§ **DATA TO EXAMINE**
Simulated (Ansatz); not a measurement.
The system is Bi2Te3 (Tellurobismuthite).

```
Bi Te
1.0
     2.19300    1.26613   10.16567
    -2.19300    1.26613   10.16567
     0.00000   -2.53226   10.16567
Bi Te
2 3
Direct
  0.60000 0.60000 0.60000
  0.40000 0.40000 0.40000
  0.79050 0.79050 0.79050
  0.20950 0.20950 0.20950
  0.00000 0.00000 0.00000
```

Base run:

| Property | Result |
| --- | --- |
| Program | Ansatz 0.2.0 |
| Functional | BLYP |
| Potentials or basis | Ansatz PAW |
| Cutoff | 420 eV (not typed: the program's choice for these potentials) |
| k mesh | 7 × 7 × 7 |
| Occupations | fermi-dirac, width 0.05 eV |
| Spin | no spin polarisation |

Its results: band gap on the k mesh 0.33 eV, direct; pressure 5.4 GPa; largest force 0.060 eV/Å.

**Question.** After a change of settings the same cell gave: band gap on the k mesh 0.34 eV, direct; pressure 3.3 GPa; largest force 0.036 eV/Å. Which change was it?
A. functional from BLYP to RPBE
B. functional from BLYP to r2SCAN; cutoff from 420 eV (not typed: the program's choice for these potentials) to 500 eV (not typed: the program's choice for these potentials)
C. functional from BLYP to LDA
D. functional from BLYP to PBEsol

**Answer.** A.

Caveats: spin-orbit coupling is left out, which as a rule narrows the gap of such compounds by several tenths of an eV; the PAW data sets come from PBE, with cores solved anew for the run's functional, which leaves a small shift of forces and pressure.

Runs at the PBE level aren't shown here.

§ **WORK ORDER**
Line by line, transcribe the material exactly.

§ **REPLY**
Simulated (Ansatz); not a measurement.
The system is Bi2Te3 (Tellurobismuthite).

```
Bi Te
1.0
     2.19300    1.26613   10.16567
    -2.19300    1.26613   10.16567
     0.00000   -2.53226   10.16567
Bi Te
2 3
Direct
  0.60000 0.60000 0.60000
  0.40000 0.40000 0.40000
  0.79050 0.79050 0.79050
  0.20950 0.20950 0.20950
  0.00000 0.00000 0.00000
```

Base run:

| Property | Result |
| --- | --- |
| Program | Ansatz 0.2.0 |
| Functional | BLYP |
| Potentials or basis | Ansatz PAW |
| Cutoff | 420 eV (not typed: the program's choice for these potentials) |
| k mesh | 7 × 7 × 7 |
| Occupations | fermi-dirac, width 0.05 eV |
| Spin | no spin polarisation |

Its results: band gap on the k mesh 0.33 eV, direct; pressure 5.4 GPa; largest force 0.060 eV/Å.

**Question.** After a change of settings the same cell gave: band gap on the k mesh 0.34 eV, direct; pressure 3.3 GPa; largest force 0.036 eV/Å. Which change was it?
A. functional from BLYP to RPBE
B. functional from BLYP to r2SCAN; cutoff from 420 eV (not typed: the program's choice for these potentials) to 500 eV (not typed: the program's choice for these potentials)
C. functional from BLYP to LDA
D. functional from BLYP to PBEsol

**Answer.** A.

Caveats: spin-orbit coupling is left out, which as a rule narrows the gap of such compounds by several tenths of an eV; the PAW data sets come from PBE, with cores solved anew for the run's functional, which leaves a small shift of forces and pressure.

Runs at the PBE level aren't shown here.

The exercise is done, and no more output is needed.